### Provided records
-=-=-

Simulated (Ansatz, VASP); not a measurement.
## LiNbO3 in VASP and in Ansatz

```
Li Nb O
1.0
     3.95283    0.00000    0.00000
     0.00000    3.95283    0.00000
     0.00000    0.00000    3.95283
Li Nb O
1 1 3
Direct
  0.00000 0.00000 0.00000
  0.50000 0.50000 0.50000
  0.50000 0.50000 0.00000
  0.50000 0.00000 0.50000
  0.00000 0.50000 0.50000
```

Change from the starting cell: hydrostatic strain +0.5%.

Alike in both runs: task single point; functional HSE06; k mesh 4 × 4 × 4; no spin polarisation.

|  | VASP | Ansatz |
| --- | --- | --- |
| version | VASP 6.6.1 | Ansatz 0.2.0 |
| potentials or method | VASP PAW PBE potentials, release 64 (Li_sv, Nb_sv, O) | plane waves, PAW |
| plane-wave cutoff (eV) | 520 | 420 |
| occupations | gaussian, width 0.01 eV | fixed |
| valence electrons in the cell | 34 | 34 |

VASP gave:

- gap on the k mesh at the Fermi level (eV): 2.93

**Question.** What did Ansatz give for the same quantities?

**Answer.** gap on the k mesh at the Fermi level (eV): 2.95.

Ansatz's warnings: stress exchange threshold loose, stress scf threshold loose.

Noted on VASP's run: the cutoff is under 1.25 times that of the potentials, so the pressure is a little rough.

-=-=-

### Work request
Stopping at the line containing "Change from the", please repeat exactly every line from the very start of the entries, that line included, and nothing more.

### Response box
Simulated (Ansatz, VASP); not a measurement.
## LiNbO3 in VASP and in Ansatz

```
Li Nb O
1.0
     3.95283    0.00000    0.00000
     0.00000    3.95283    0.00000
     0.00000    0.00000    3.95283
Li Nb O
1 1 3
Direct
  0.00000 0.00000 0.00000
  0.50000 0.50000 0.50000
  0.50000 0.50000 0.00000
  0.50000 0.00000 0.50000
  0.00000 0.50000 0.50000
```

Change from the starting cell: hydrostatic strain +0.5%.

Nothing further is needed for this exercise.